◆ **Dataset records**
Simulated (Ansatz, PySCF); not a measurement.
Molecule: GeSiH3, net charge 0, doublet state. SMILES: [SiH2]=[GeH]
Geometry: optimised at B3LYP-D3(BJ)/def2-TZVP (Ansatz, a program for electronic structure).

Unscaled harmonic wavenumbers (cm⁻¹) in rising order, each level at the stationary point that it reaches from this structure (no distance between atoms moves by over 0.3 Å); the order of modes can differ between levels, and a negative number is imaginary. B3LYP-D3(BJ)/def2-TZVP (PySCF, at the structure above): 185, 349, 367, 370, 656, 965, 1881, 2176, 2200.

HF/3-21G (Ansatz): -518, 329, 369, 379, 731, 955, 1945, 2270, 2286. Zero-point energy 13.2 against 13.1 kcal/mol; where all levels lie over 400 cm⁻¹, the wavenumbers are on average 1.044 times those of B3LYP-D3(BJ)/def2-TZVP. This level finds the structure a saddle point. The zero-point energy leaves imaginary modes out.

◆ **Work order**
Write out the material above exactly, leaving out no line.

◆ **Response area**
Simulated (Ansatz, PySCF); not a measurement.
Molecule: GeSiH3, net charge 0, doublet state. SMILES: [SiH2]=[GeH]
Geometry: optimised at B3LYP-D3(BJ)/def2-TZVP (Ansatz, a program for electronic structure).

Unscaled harmonic wavenumbers (cm⁻¹) in rising order, each level at the stationary point that it reaches from this structure (no distance between atoms moves by over 0.3 Å); the order of modes can differ between levels, and a negative number is imaginary. B3LYP-D3(BJ)/def2-TZVP (PySCF, at the structure above): 185, 349, 367, 370, 656, 965, 1881, 2176, 2200.

HF/3-21G (Ansatz): -518, 329, 369, 379, 731, 955, 1945, 2270, 2286. Zero-point energy 13.2 against 13.1 kcal/mol; where all levels lie over 400 cm⁻¹, the wavenumbers are on average 1.044 times those of B3LYP-D3(BJ)/def2-TZVP. This level finds the structure a saddle point. The zero-point energy leaves imaginary modes out.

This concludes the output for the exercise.